◆ Work request:
Output the opening lines of the records exactly. End with the line that contains "cell and atoms".

◆ Information supplied:
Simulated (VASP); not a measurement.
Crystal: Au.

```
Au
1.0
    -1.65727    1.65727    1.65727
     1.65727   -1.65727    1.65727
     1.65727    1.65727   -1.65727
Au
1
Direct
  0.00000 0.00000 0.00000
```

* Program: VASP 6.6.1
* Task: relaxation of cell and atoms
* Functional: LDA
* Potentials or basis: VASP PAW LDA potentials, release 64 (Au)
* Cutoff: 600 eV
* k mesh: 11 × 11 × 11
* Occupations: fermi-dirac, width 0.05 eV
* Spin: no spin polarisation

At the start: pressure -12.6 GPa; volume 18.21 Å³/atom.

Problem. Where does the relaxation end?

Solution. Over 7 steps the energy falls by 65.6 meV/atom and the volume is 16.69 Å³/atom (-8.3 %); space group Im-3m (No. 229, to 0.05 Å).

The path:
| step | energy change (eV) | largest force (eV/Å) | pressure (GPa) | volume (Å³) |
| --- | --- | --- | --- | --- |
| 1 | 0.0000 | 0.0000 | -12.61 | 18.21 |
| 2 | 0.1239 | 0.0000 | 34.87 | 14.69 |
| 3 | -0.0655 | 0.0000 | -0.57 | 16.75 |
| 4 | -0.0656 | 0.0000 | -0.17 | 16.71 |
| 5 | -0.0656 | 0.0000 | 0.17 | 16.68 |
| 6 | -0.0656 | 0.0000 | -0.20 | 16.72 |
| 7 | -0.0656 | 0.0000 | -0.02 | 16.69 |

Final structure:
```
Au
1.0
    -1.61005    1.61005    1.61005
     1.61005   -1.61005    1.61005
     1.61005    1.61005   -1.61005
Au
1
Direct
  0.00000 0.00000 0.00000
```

◆ Response box:
Simulated (VASP); not a measurement.
Crystal: Au.

```
Au
1.0
    -1.65727    1.65727    1.65727
     1.65727   -1.65727    1.65727
     1.65727    1.65727   -1.65727
Au
1
Direct
  0.00000 0.00000 0.00000
```

* Program: VASP 6.6.1
* Task: relaxation of cell and atoms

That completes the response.